Brief:
Send back the entries exactly as they were given.

::::::::::

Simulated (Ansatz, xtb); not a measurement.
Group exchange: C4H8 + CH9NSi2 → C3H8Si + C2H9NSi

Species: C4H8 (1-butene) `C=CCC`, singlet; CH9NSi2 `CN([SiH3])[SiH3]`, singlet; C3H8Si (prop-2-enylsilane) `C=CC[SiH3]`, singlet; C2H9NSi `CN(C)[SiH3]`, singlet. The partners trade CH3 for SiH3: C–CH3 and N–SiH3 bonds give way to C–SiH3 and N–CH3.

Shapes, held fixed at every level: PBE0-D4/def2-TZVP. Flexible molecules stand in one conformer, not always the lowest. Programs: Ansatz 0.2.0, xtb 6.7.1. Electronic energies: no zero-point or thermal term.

::::::::::

Response area:
Simulated (Ansatz, xtb); not a measurement.
Group exchange: C4H8 + CH9NSi2 → C3H8Si + C2H9NSi

Species: C4H8 (1-butene) `C=CCC`, singlet; CH9NSi2 `CN([SiH3])[SiH3]`, singlet; C3H8Si (prop-2-enylsilane) `C=CC[SiH3]`, singlet; C2H9NSi `CN(C)[SiH3]`, singlet. The partners trade CH3 for SiH3: C–CH3 and N–SiH3 bonds give way to C–SiH3 and N–CH3.

Shapes, held fixed at every level: PBE0-D4/def2-TZVP. Flexible molecules stand in one conformer, not always the lowest. Programs: Ansatz 0.2.0, xtb 6.7.1. Electronic energies: no zero-point or thermal term.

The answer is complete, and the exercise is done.